* * * * *

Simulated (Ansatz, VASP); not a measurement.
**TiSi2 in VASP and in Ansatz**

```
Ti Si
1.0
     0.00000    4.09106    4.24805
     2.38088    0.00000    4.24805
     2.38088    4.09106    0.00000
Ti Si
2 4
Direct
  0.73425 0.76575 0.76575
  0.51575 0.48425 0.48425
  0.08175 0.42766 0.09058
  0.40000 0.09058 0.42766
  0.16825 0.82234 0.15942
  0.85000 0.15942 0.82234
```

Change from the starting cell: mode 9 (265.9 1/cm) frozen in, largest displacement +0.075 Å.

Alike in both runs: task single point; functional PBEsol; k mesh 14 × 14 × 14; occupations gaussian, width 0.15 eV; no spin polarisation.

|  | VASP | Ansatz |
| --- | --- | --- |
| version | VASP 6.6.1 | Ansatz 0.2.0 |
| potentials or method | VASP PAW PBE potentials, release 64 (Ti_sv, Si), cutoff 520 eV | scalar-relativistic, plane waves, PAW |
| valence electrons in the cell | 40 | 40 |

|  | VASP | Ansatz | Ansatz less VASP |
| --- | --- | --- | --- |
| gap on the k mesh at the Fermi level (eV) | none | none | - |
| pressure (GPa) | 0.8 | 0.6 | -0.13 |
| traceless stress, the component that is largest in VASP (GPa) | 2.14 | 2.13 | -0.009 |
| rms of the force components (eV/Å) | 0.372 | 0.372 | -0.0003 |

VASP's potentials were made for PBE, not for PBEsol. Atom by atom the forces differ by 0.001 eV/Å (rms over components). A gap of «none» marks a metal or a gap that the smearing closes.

* * * * *

Work item
Only the lines above from the line with "none | none | - |" to the line with "0.372 | -0.0003 |", those two lines included, should be reproduced exactly.

Expected answer
| gap on the k mesh at the Fermi level (eV) | none | none | - |
| pressure (GPa) | 0.8 | 0.6 | -0.13 |
| traceless stress, the component that is largest in VASP (GPa) | 2.14 | 2.13 | -0.009 |
| rms of the force components (eV/Å) | 0.372 | 0.372 | -0.0003 |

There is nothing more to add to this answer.